(Work instruction)
In the entries below, find the line with "- potentials: all" and print exactly every line from there up to and including the line with "Order the curves by fitted bulk", with no other lines.

──────── Extracted material

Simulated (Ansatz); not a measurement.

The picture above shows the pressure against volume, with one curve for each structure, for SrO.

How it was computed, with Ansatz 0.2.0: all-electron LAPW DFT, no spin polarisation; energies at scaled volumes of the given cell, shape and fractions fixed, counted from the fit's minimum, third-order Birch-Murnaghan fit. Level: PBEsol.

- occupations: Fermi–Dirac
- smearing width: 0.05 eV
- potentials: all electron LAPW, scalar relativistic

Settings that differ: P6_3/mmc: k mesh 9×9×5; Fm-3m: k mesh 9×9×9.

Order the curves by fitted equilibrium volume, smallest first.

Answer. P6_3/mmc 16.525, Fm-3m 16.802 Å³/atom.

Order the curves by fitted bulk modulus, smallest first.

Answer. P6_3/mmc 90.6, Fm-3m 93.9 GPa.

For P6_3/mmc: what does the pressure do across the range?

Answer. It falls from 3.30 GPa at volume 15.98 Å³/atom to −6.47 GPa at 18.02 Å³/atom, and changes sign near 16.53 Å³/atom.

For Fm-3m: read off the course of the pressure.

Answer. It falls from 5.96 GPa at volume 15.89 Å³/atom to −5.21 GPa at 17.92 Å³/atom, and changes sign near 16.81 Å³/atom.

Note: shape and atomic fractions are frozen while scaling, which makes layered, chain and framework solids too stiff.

────────────────

(Worked solution)
- potentials: all electron LAPW, scalar relativistic

Settings that differ: P6_3/mmc: k mesh 9×9×5; Fm-3m: k mesh 9×9×9.

Order the curves by fitted equilibrium volume, smallest first.

Answer. P6_3/mmc 16.525, Fm-3m 16.802 Å³/atom.

Order the curves by fitted bulk modulus, smallest first.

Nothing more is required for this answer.